EXTRACTED MATERIAL:
= Beginning of Section =
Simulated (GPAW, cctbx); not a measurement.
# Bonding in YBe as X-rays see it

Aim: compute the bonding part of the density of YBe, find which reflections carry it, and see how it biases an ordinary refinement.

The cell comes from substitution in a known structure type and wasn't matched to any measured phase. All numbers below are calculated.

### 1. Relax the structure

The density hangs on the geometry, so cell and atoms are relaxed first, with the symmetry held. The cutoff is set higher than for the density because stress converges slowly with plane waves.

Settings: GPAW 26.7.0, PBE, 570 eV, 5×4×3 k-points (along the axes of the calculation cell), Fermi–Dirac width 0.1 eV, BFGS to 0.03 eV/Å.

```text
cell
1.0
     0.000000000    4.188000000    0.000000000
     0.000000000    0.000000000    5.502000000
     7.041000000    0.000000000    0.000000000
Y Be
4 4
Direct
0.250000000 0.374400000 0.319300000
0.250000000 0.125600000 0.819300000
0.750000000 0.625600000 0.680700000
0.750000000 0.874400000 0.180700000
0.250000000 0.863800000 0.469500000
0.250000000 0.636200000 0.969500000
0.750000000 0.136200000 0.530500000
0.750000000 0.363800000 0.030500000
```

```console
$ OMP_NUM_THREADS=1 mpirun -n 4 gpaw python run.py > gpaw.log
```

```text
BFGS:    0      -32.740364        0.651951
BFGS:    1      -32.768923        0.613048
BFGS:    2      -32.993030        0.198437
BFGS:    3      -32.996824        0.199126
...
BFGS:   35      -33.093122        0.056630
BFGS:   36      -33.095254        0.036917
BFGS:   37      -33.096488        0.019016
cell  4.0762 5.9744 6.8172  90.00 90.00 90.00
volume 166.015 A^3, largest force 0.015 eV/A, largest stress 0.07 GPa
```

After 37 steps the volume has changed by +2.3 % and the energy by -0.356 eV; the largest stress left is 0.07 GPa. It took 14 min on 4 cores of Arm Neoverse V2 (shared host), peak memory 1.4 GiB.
= End of Section =

REQUIRED ACTION: Above are the lines; repeat exactly the ones from the line containing "# Bonding in YBe as X-rays see it" down to the line containing "The cell comes", both inclusive.

TASK RESPONSE:
# Bonding in YBe as X-rays see it

Aim: compute the bonding part of the density of YBe, find which reflections carry it, and see how it biases an ordinary refinement.

The cell comes from substitution in a known structure type and wasn't matched to any measured phase. All numbers below are calculated.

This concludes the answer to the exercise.